-- Provided material --
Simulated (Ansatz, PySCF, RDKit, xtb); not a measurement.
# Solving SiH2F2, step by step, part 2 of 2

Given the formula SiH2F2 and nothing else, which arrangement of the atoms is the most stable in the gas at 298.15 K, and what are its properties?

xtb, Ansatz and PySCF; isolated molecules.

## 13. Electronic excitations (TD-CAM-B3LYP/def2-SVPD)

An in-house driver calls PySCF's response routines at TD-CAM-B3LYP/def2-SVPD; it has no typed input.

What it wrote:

-- Work instruction --
Write out only the lines from the very start of the entries above to the line that includes "An in-house driver", both ends included, each one unchanged.

-- Exercise output --
Simulated (Ansatz, PySCF, RDKit, xtb); not a measurement.
# Solving SiH2F2, step by step, part 2 of 2

Given the formula SiH2F2 and nothing else, which arrangement of the atoms is the most stable in the gas at 298.15 K, and what are its properties?

xtb, Ansatz and PySCF; isolated molecules.

## 13. Electronic excitations (TD-CAM-B3LYP/def2-SVPD)

An in-house driver calls PySCF's response routines at TD-CAM-B3LYP/def2-SVPD; it has no typed input.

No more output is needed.